## ACTION ITEM
Write out again the entries from the first line to the line that includes "The run lets the atoms move in a fixed cell.", keeping both of those lines.

## INPUT DATA
*** Block opens ***

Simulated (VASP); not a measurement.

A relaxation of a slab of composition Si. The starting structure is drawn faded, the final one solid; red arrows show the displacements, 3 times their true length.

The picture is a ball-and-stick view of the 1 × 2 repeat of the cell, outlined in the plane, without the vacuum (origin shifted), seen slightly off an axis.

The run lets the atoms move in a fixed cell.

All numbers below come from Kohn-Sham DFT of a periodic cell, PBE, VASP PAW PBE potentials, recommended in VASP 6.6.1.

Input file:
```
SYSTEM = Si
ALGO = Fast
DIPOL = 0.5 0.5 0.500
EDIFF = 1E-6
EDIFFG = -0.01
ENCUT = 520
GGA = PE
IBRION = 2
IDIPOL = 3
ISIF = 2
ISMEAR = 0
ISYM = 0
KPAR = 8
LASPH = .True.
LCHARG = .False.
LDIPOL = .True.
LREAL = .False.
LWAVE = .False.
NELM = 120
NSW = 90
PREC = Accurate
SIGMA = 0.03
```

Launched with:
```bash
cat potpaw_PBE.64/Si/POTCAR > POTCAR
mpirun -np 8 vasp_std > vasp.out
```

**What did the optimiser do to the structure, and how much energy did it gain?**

*** Block closes ***

## EXERCISE OUTPUT
Simulated (VASP); not a measurement.

A relaxation of a slab of composition Si. The starting structure is drawn faded, the final one solid; red arrows show the displacements, 3 times their true length.

The picture is a ball-and-stick view of the 1 × 2 repeat of the cell, outlined in the plane, without the vacuum (origin shifted), seen slightly off an axis.

The run lets the atoms move in a fixed cell.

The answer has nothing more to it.